WORK REQUEST: Counting the line with "It has no gap" as the last one, copy out the lines of the data exactly from the first onward.

-- PROVIDED RECORDS follows --

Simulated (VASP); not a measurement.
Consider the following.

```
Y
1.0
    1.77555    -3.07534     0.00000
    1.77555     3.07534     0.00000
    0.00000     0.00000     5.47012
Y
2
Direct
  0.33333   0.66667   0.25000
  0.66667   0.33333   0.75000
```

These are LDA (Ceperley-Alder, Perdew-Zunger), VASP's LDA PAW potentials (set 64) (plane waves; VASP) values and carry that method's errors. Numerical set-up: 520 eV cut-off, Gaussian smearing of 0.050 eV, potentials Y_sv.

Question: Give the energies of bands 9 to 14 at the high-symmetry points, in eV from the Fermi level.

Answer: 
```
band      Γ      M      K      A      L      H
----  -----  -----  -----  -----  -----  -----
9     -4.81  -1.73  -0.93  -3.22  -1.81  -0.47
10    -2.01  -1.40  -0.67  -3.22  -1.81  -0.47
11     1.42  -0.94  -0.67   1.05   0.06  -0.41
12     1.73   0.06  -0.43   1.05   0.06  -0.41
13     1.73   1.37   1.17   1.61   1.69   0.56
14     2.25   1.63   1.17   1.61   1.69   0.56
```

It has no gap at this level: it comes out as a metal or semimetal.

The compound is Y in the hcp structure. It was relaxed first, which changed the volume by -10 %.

-- PROVIDED RECORDS concluded --

WRITTEN ANSWER:
Simulated (VASP); not a measurement.
Consider the following.

```
Y
1.0
    1.77555    -3.07534     0.00000
    1.77555     3.07534     0.00000
    0.00000     0.00000     5.47012
Y
2
Direct
  0.33333   0.66667   0.25000
  0.66667   0.33333   0.75000
```

These are LDA (Ceperley-Alder, Perdew-Zunger), VASP's LDA PAW potentials (set 64) (plane waves; VASP) values and carry that method's errors. Numerical set-up: 520 eV cut-off, Gaussian smearing of 0.050 eV, potentials Y_sv.

Question: Give the energies of bands 9 to 14 at the high-symmetry points, in eV from the Fermi level.

Answer: 
```
band      Γ      M      K      A      L      H
----  -----  -----  -----  -----  -----  -----
9     -4.81  -1.73  -0.93  -3.22  -1.81  -0.47
10    -2.01  -1.40  -0.67  -3.22  -1.81  -0.47
11     1.42  -0.94  -0.67   1.05   0.06  -0.41
12     1.73   0.06  -0.43   1.05   0.06  -0.41
13     1.73   1.37   1.17   1.61   1.69   0.56
14     2.25   1.63   1.17   1.61   1.69   0.56
```

It has no gap at this level: it comes out as a metal or semimetal.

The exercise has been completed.